*** Raw data
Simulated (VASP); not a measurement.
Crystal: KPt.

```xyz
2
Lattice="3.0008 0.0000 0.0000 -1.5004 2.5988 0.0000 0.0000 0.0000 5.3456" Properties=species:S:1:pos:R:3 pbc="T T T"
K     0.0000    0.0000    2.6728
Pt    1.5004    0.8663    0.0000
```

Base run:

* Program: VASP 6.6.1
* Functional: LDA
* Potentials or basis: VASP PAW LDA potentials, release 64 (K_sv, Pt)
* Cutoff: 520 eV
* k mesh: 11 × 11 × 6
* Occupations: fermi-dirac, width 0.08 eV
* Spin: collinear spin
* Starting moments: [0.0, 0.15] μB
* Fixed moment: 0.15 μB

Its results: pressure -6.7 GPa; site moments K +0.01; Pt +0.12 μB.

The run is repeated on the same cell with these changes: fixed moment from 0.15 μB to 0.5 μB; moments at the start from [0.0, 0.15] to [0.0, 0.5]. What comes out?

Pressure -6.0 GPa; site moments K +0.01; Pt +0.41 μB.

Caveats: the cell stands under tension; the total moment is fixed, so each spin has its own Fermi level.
******

| Work task |
Each record is to be retyped exactly as written.

| Your response |
Simulated (VASP); not a measurement.
Crystal: KPt.

```xyz
2
Lattice="3.0008 0.0000 0.0000 -1.5004 2.5988 0.0000 0.0000 0.0000 5.3456" Properties=species:S:1:pos:R:3 pbc="T T T"
K     0.0000    0.0000    2.6728
Pt    1.5004    0.8663    0.0000
```

Base run:

* Program: VASP 6.6.1
* Functional: LDA
* Potentials or basis: VASP PAW LDA potentials, release 64 (K_sv, Pt)
* Cutoff: 520 eV
* k mesh: 11 × 11 × 6
* Occupations: fermi-dirac, width 0.08 eV
* Spin: collinear spin
* Starting moments: [0.0, 0.15] μB
* Fixed moment: 0.15 μB

Its results: pressure -6.7 GPa; site moments K +0.01; Pt +0.12 μB.

The run is repeated on the same cell with these changes: fixed moment from 0.15 μB to 0.5 μB; moments at the start from [0.0, 0.15] to [0.0, 0.5]. What comes out?

Pressure -6.0 GPa; site moments K +0.01; Pt +0.41 μB.

Caveats: the cell stands under tension; the total moment is fixed, so each spin has its own Fermi level.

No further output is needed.